^^^^
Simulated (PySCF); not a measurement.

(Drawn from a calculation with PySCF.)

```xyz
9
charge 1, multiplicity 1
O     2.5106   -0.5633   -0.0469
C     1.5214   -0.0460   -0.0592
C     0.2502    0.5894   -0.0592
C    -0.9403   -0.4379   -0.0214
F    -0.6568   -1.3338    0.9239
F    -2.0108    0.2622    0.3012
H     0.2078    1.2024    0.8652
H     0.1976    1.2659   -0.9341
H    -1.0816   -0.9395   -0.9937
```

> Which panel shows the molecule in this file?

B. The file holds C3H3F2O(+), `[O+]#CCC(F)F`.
^^^^

=== Requirement ===
Every record shown above should be written out again exactly.

=== Exercise response ===
Simulated (PySCF); not a measurement.

(Drawn from a calculation with PySCF.)

```xyz
9
charge 1, multiplicity 1
O     2.5106   -0.5633   -0.0469
C     1.5214   -0.0460   -0.0592
C     0.2502    0.5894   -0.0592
C    -0.9403   -0.4379   -0.0214
F    -0.6568   -1.3338    0.9239
F    -2.0108    0.2622    0.3012
H     0.2078    1.2024    0.8652
H     0.1976    1.2659   -0.9341
H    -1.0816   -0.9395   -0.9937
```

> Which panel shows the molecule in this file?

B. The file holds C3H3F2O(+), `[O+]#CCC(F)F`.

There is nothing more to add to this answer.